== Data under study ==
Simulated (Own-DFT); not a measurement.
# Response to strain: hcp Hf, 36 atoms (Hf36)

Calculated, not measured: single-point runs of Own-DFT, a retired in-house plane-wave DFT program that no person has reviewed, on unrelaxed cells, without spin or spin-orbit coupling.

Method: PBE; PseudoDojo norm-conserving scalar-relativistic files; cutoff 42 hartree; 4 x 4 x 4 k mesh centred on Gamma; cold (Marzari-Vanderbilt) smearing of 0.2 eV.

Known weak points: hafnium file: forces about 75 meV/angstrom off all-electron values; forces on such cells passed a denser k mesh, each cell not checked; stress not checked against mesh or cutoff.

== Work task ==
Above this task is a listing. Restate, word for word and with nothing added, the lines from the one with "# Response to strain: hcp Hf, 36 atoms (Hf36)" through the one with "Method: PBE; PseudoDojo".

== Problem solution ==
# Response to strain: hcp Hf, 36 atoms (Hf36)

Calculated, not measured: single-point runs of Own-DFT, a retired in-house plane-wave DFT program that no person has reviewed, on unrelaxed cells, without spin or spin-orbit coupling.

Method: PBE; PseudoDojo norm-conserving scalar-relativistic files; cutoff 42 hartree; 4 x 4 x 4 k mesh centred on Gamma; cold (Marzari-Vanderbilt) smearing of 0.2 eV.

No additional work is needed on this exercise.